§

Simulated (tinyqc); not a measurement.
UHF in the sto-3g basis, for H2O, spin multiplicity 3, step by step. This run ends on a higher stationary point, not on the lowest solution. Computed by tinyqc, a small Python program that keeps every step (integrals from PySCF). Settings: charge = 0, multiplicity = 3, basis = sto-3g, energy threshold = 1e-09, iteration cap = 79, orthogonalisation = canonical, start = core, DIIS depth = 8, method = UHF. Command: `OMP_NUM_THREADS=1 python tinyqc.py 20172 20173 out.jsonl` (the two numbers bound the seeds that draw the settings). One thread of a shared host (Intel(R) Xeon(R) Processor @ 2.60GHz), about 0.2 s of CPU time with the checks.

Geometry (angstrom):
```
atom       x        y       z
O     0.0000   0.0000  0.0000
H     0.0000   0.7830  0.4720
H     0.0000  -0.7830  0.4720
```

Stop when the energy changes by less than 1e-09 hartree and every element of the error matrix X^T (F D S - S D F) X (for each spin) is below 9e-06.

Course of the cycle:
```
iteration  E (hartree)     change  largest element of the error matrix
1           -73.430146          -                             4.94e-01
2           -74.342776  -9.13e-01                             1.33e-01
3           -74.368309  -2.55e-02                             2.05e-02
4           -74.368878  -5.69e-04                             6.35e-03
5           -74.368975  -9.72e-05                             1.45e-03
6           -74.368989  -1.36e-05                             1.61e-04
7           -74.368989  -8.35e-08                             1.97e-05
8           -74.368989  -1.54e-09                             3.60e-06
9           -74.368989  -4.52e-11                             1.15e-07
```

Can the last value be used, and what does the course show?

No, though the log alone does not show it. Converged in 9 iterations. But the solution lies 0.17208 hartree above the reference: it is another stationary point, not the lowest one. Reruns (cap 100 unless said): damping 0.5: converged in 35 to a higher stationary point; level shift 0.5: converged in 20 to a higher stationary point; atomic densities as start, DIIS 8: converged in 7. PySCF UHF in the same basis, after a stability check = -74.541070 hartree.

§

Work request:
Give again, word for word, the lines of the listing, starting at its first line and ending with the line containing "Can the last".

Exercise output:
Simulated (tinyqc); not a measurement.
UHF in the sto-3g basis, for H2O, spin multiplicity 3, step by step. This run ends on a higher stationary point, not on the lowest solution. Computed by tinyqc, a small Python program that keeps every step (integrals from PySCF). Settings: charge = 0, multiplicity = 3, basis = sto-3g, energy threshold = 1e-09, iteration cap = 79, orthogonalisation = canonical, start = core, DIIS depth = 8, method = UHF. Command: `OMP_NUM_THREADS=1 python tinyqc.py 20172 20173 out.jsonl` (the two numbers bound the seeds that draw the settings). One thread of a shared host (Intel(R) Xeon(R) Processor @ 2.60GHz), about 0.2 s of CPU time with the checks.

Geometry (angstrom):
```
atom       x        y       z
O     0.0000   0.0000  0.0000
H     0.0000   0.7830  0.4720
H     0.0000  -0.7830  0.4720
```

Stop when the energy changes by less than 1e-09 hartree and every element of the error matrix X^T (F D S - S D F) X (for each spin) is below 9e-06.

Course of the cycle:
```
iteration  E (hartree)     change  largest element of the error matrix
1           -73.430146          -                             4.94e-01
2           -74.342776  -9.13e-01                             1.33e-01
3           -74.368309  -2.55e-02                             2.05e-02
4           -74.368878  -5.69e-04                             6.35e-03
5           -74.368975  -9.72e-05                             1.45e-03
6           -74.368989  -1.36e-05                             1.61e-04
7           -74.368989  -8.35e-08                             1.97e-05
8           -74.368989  -1.54e-09                             3.60e-06
9           -74.368989  -4.52e-11                             1.15e-07
```

Can the last value be used, and what does the course show?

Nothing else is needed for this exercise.